ENTRIES PROVIDED:
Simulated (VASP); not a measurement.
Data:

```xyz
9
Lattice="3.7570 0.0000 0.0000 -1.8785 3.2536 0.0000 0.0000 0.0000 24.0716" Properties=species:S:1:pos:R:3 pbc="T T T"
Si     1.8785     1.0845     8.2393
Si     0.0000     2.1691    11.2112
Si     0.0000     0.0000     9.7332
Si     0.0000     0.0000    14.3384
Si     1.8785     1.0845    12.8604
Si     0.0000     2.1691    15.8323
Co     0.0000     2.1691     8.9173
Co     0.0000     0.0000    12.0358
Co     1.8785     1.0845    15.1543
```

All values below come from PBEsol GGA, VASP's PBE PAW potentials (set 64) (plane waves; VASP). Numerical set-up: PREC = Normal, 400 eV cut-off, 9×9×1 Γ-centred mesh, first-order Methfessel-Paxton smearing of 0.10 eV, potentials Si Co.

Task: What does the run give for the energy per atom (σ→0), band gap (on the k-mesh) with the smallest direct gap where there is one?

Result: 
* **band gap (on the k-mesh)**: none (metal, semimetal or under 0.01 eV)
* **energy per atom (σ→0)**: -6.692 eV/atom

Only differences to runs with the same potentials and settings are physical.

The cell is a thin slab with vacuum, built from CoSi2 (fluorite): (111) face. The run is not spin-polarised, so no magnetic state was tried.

EXERCISE: Please give back, exactly as it stands above, the stretch from the line with "under 0.01 eV)" through the line with "Only differences to", and no line outside it.

TASK SOLUTION:
* **band gap (on the k-mesh)**: none (metal, semimetal or under 0.01 eV)
* **energy per atom (σ→0)**: -6.692 eV/atom

Only differences to runs with the same potentials and settings are physical.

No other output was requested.